● Brief:
Extract the lines from the first line of the records below through the line containing "- C3F8 (R218), final temperature (K): 246.7", inclusive, and reproduce them exactly as written.

BEGIN Given records
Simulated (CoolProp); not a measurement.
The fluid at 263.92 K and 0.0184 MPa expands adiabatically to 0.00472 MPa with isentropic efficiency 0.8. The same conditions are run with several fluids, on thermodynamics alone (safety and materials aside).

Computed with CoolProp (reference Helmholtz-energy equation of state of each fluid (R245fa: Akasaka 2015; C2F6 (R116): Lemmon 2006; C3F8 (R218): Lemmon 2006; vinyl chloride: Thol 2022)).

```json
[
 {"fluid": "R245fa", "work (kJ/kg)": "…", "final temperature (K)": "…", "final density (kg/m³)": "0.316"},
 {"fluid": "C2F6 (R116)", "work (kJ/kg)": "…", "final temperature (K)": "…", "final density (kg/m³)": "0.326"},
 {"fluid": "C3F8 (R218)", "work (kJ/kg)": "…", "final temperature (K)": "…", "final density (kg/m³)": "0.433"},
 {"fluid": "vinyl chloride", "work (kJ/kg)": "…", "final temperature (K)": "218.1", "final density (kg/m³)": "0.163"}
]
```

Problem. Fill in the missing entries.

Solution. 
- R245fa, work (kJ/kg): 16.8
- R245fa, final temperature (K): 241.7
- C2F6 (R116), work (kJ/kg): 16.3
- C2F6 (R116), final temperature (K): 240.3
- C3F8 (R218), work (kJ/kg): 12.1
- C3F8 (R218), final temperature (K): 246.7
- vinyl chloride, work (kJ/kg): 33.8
END Given records

● Task response:
Simulated (CoolProp); not a measurement.
The fluid at 263.92 K and 0.0184 MPa expands adiabatically to 0.00472 MPa with isentropic efficiency 0.8. The same conditions are run with several fluids, on thermodynamics alone (safety and materials aside).

Computed with CoolProp (reference Helmholtz-energy equation of state of each fluid (R245fa: Akasaka 2015; C2F6 (R116): Lemmon 2006; C3F8 (R218): Lemmon 2006; vinyl chloride: Thol 2022)).

```json
[
 {"fluid": "R245fa", "work (kJ/kg)": "…", "final temperature (K)": "…", "final density (kg/m³)": "0.316"},
 {"fluid": "C2F6 (R116)", "work (kJ/kg)": "…", "final temperature (K)": "…", "final density (kg/m³)": "0.326"},
 {"fluid": "C3F8 (R218)", "work (kJ/kg)": "…", "final temperature (K)": "…", "final density (kg/m³)": "0.433"},
 {"fluid": "vinyl chloride", "work (kJ/kg)": "…", "final temperature (K)": "218.1", "final density (kg/m³)": "0.163"}
]
```

Problem. Fill in the missing entries.

Solution. 
- R245fa, work (kJ/kg): 16.8
- R245fa, final temperature (K): 241.7
- C2F6 (R116), work (kJ/kg): 16.3
- C2F6 (R116), final temperature (K): 240.3
- C3F8 (R218), work (kJ/kg): 12.1
- C3F8 (R218), final temperature (K): 246.7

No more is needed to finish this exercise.